§ PROVIDED RECORDS:
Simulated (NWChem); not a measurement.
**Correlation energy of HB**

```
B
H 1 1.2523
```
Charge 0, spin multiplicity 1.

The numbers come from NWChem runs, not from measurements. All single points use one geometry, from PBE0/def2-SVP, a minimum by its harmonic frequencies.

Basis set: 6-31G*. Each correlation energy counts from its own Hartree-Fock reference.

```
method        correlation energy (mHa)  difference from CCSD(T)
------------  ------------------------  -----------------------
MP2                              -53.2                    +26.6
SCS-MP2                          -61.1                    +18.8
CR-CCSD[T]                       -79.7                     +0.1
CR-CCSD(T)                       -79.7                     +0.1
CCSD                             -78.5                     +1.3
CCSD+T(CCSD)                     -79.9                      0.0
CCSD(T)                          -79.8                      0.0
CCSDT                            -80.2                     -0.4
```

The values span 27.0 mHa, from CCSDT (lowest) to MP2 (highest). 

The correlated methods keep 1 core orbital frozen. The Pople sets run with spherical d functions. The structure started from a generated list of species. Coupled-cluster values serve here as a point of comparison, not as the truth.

§ ASSIGNMENT: Please return the full set of records exactly as given above.

§ ANSWER AREA:
Simulated (NWChem); not a measurement.
**Correlation energy of HB**

```
B
H 1 1.2523
```
Charge 0, spin multiplicity 1.

The numbers come from NWChem runs, not from measurements. All single points use one geometry, from PBE0/def2-SVP, a minimum by its harmonic frequencies.

Basis set: 6-31G*. Each correlation energy counts from its own Hartree-Fock reference.

```
method        correlation energy (mHa)  difference from CCSD(T)
------------  ------------------------  -----------------------
MP2                              -53.2                    +26.6
SCS-MP2                          -61.1                    +18.8
CR-CCSD[T]                       -79.7                     +0.1
CR-CCSD(T)                       -79.7                     +0.1
CCSD                             -78.5                     +1.3
CCSD+T(CCSD)                     -79.9                      0.0
CCSD(T)                          -79.8                      0.0
CCSDT                            -80.2                     -0.4
```

The values span 27.0 mHa, from CCSDT (lowest) to MP2 (highest). 

The correlated methods keep 1 core orbital frozen. The Pople sets run with spherical d functions. The structure started from a generated list of species. Coupled-cluster values serve here as a point of comparison, not as the truth.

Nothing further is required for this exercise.